**ACTION ITEM**. In the listing below, the lines starting with the line with "Space group Pm-3m" and going on through the line with "Equation of state" are to be reproduced exactly, and only those.

**GIVEN INFORMATION**.
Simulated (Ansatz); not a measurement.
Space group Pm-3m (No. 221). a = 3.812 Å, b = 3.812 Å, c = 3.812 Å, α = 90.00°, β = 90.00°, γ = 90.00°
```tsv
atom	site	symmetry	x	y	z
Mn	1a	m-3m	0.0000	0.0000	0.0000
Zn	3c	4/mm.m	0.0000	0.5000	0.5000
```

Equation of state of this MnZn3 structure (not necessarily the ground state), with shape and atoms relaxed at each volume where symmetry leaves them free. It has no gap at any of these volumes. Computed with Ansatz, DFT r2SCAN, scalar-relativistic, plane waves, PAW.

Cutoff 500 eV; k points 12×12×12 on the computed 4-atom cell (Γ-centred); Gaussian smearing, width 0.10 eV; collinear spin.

**EXERCISE OUTPUT**.
Space group Pm-3m (No. 221). a = 3.812 Å, b = 3.812 Å, c = 3.812 Å, α = 90.00°, β = 90.00°, γ = 90.00°
```tsv
atom	site	symmetry	x	y	z
Mn	1a	m-3m	0.0000	0.0000	0.0000
Zn	3c	4/mm.m	0.0000	0.5000	0.5000
```

Equation of state of this MnZn3 structure (not necessarily the ground state), with shape and atoms relaxed at each volume where symmetry leaves them free. It has no gap at any of these volumes. Computed with Ansatz, DFT r2SCAN, scalar-relativistic, plane waves, PAW.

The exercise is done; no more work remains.